** Assigned task **
Repeat the records below line by line, exactly, finishing on the line that contains "Q: Which functional was used in that run?".

□ □ □ □

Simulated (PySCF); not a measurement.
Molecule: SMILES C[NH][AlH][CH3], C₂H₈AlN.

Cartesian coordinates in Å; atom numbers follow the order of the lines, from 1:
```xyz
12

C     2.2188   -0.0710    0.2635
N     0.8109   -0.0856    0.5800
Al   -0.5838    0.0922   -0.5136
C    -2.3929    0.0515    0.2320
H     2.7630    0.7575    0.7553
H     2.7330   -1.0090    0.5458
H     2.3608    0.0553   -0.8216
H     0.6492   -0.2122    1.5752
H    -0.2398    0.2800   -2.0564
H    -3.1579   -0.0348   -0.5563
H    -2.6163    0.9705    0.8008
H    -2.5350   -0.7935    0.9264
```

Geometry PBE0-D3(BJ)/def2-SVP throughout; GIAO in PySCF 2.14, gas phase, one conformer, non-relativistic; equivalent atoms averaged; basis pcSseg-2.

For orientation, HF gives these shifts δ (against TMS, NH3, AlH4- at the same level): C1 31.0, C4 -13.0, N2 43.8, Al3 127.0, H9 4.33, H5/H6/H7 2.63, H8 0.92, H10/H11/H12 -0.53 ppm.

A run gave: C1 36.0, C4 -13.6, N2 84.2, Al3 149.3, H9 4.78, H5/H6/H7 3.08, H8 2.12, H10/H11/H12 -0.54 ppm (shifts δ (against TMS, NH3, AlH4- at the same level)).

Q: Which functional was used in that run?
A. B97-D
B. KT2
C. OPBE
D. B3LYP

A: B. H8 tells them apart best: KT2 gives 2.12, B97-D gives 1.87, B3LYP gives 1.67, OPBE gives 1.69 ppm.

□ □ □ □

** Written solution **
Simulated (PySCF); not a measurement.
Molecule: SMILES C[NH][AlH][CH3], C₂H₈AlN.

Cartesian coordinates in Å; atom numbers follow the order of the lines, from 1:
```xyz
12

C     2.2188   -0.0710    0.2635
N     0.8109   -0.0856    0.5800
Al   -0.5838    0.0922   -0.5136
C    -2.3929    0.0515    0.2320
H     2.7630    0.7575    0.7553
H     2.7330   -1.0090    0.5458
H     2.3608    0.0553   -0.8216
H     0.6492   -0.2122    1.5752
H    -0.2398    0.2800   -2.0564
H    -3.1579   -0.0348   -0.5563
H    -2.6163    0.9705    0.8008
H    -2.5350   -0.7935    0.9264
```

Geometry PBE0-D3(BJ)/def2-SVP throughout; GIAO in PySCF 2.14, gas phase, one conformer, non-relativistic; equivalent atoms averaged; basis pcSseg-2.

For orientation, HF gives these shifts δ (against TMS, NH3, AlH4- at the same level): C1 31.0, C4 -13.0, N2 43.8, Al3 127.0, H9 4.33, H5/H6/H7 2.63, H8 0.92, H10/H11/H12 -0.53 ppm.

A run gave: C1 36.0, C4 -13.6, N2 84.2, Al3 149.3, H9 4.78, H5/H6/H7 3.08, H8 2.12, H10/H11/H12 -0.54 ppm (shifts δ (against TMS, NH3, AlH4- at the same level)).

Q: Which functional was used in that run?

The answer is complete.